Copy exactly, please, each line of the data below until the line that contains "An isothermal, constant-pressure" has been copied, beginning at the top.

## Data extract
--------------------

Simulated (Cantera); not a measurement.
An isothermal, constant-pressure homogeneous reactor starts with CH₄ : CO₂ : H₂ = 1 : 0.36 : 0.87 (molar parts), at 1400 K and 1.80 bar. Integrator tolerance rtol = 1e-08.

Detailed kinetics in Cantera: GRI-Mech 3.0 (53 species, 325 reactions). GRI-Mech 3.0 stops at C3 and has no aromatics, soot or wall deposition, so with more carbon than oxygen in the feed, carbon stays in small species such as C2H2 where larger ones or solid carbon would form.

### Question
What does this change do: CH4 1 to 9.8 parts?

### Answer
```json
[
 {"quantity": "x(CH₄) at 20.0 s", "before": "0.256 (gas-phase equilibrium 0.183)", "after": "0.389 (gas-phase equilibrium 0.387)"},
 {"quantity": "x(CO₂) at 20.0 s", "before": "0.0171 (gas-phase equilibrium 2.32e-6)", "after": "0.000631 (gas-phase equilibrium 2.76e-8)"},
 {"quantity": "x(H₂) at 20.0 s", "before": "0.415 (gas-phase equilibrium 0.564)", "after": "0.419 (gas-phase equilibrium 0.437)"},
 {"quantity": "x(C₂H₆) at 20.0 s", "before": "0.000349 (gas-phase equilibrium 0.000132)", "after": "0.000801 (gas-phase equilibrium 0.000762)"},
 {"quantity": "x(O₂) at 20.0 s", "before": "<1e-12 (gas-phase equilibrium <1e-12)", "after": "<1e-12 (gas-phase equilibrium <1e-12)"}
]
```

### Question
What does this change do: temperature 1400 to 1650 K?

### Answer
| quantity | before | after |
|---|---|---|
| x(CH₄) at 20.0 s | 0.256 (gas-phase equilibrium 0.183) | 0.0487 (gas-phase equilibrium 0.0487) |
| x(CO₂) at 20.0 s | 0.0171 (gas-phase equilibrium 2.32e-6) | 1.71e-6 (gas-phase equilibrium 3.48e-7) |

--------------------

## Exercise solution
Simulated (Cantera); not a measurement.
An isothermal, constant-pressure homogeneous reactor starts with CH₄ : CO₂ : H₂ = 1 : 0.36 : 0.87 (molar parts), at 1400 K and 1.80 bar. Integrator tolerance rtol = 1e-08.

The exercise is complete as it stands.